────────

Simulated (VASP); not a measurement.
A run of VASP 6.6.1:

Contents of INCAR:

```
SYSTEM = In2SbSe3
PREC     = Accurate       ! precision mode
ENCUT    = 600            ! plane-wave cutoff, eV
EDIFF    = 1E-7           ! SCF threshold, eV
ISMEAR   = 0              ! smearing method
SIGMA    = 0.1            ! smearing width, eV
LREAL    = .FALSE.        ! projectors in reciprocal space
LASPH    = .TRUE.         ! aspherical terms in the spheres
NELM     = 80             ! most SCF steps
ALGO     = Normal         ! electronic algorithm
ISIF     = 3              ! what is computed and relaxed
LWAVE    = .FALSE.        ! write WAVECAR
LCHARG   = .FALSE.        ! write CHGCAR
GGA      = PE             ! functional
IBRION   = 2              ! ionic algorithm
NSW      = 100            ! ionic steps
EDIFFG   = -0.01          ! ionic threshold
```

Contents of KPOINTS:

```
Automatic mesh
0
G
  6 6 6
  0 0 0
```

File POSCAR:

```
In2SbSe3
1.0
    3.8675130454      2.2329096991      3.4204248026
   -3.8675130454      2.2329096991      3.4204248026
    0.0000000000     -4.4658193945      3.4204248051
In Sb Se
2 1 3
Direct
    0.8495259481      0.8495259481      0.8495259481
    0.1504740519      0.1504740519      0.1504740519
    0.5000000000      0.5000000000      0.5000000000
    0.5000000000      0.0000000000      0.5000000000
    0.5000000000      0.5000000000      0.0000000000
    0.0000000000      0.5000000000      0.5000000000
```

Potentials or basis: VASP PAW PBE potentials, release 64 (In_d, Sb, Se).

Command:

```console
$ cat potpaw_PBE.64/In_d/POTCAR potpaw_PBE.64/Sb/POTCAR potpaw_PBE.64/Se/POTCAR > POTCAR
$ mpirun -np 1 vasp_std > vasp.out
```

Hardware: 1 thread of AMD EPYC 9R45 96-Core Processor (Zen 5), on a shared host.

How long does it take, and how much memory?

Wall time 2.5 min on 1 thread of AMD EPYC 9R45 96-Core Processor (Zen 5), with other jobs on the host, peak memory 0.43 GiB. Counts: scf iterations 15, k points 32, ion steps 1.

────────

Only an exact copy of the listing above, from its first line up to and including the line with "How long does it take, and how much memory?", counts as the answer.

Simulated (VASP); not a measurement.
A run of VASP 6.6.1:

Contents of INCAR:

```
SYSTEM = In2SbSe3
PREC     = Accurate       ! precision mode
ENCUT    = 600            ! plane-wave cutoff, eV
EDIFF    = 1E-7           ! SCF threshold, eV
ISMEAR   = 0              ! smearing method
SIGMA    = 0.1            ! smearing width, eV
LREAL    = .FALSE.        ! projectors in reciprocal space
LASPH    = .TRUE.         ! aspherical terms in the spheres
NELM     = 80             ! most SCF steps
ALGO     = Normal         ! electronic algorithm
ISIF     = 3              ! what is computed and relaxed
LWAVE    = .FALSE.        ! write WAVECAR
LCHARG   = .FALSE.        ! write CHGCAR
GGA      = PE             ! functional
IBRION   = 2              ! ionic algorithm
NSW      = 100            ! ionic steps
EDIFFG   = -0.01          ! ionic threshold
```

Contents of KPOINTS:

```
Automatic mesh
0
G
  6 6 6
  0 0 0
```

File POSCAR:

```
In2SbSe3
1.0
    3.8675130454      2.2329096991      3.4204248026
   -3.8675130454      2.2329096991      3.4204248026
    0.0000000000     -4.4658193945      3.4204248051
In Sb Se
2 1 3
Direct
    0.8495259481      0.8495259481      0.8495259481
    0.1504740519      0.1504740519      0.1504740519
    0.5000000000      0.5000000000      0.5000000000
    0.5000000000      0.0000000000      0.5000000000
    0.5000000000      0.5000000000      0.0000000000
    0.0000000000      0.5000000000      0.5000000000
```

Potentials or basis: VASP PAW PBE potentials, release 64 (In_d, Sb, Se).

Command:

```console
$ cat potpaw_PBE.64/In_d/POTCAR potpaw_PBE.64/Sb/POTCAR potpaw_PBE.64/Se/POTCAR > POTCAR
$ mpirun -np 1 vasp_std > vasp.out
```

Hardware: 1 thread of AMD EPYC 9R45 96-Core Processor (Zen 5), on a shared host.

How long does it take, and how much memory?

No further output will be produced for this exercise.